# [Work instruction]
A single stretch of the material below is to be transcribed exactly, starting at the line with "Stack: MOS inversion" and ending after the line with "From the gate".

# [Extracted entries]
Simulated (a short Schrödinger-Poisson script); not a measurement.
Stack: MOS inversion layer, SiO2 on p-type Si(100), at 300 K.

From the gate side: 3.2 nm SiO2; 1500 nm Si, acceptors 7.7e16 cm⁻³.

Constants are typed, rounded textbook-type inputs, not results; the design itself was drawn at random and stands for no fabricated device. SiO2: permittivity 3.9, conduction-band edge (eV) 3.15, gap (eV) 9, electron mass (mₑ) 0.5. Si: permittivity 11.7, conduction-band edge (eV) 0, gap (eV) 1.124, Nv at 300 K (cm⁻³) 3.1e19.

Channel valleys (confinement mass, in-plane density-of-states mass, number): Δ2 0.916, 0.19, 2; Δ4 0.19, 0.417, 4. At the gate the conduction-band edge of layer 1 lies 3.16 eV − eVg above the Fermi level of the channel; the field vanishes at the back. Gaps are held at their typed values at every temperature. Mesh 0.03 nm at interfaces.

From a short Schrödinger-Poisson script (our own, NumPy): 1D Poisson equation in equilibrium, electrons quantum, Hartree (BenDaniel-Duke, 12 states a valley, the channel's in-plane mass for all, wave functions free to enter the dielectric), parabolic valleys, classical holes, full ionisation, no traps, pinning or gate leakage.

# [Written solution]
Stack: MOS inversion layer, SiO2 on p-type Si(100), at 300 K.

From the gate side: 3.2 nm SiO2; 1500 nm Si, acceptors 7.7e16 cm⁻³.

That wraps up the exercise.